Work instruction>
What is needed is an exact copy of all the entries below.

(Provided information Opens)

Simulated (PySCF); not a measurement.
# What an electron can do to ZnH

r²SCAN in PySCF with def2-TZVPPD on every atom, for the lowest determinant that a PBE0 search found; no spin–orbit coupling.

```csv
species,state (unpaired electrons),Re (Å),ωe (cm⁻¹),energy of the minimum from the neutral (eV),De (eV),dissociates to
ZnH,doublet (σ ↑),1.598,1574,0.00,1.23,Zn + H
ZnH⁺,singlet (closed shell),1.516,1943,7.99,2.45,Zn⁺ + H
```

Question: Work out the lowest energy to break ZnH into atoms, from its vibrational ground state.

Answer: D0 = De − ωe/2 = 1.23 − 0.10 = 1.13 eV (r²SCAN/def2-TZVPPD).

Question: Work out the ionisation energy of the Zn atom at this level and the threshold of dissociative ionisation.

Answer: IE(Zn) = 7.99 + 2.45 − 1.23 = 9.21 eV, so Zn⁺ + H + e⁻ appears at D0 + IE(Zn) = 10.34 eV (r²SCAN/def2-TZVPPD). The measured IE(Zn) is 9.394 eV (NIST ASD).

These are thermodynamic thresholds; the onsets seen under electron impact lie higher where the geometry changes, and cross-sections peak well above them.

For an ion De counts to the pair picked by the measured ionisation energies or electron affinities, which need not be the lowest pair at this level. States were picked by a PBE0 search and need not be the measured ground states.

(Provided information Closes)

Your solution>
Simulated (PySCF); not a measurement.
# What an electron can do to ZnH

r²SCAN in PySCF with def2-TZVPPD on every atom, for the lowest determinant that a PBE0 search found; no spin–orbit coupling.

```csv
species,state (unpaired electrons),Re (Å),ωe (cm⁻¹),energy of the minimum from the neutral (eV),De (eV),dissociates to
ZnH,doublet (σ ↑),1.598,1574,0.00,1.23,Zn + H
ZnH⁺,singlet (closed shell),1.516,1943,7.99,2.45,Zn⁺ + H
```

Question: Work out the lowest energy to break ZnH into atoms, from its vibrational ground state.

Answer: D0 = De − ωe/2 = 1.23 − 0.10 = 1.13 eV (r²SCAN/def2-TZVPPD).

Question: Work out the ionisation energy of the Zn atom at this level and the threshold of dissociative ionisation.

Answer: IE(Zn) = 7.99 + 2.45 − 1.23 = 9.21 eV, so Zn⁺ + H + e⁻ appears at D0 + IE(Zn) = 10.34 eV (r²SCAN/def2-TZVPPD). The measured IE(Zn) is 9.394 eV (NIST ASD).

These are thermodynamic thresholds; the onsets seen under electron impact lie higher where the geometry changes, and cross-sections peak well above them.

For an ion De counts to the pair picked by the measured ionisation energies or electron affinities, which need not be the lowest pair at this level. States were picked by a PBE0 search and need not be the measured ground states.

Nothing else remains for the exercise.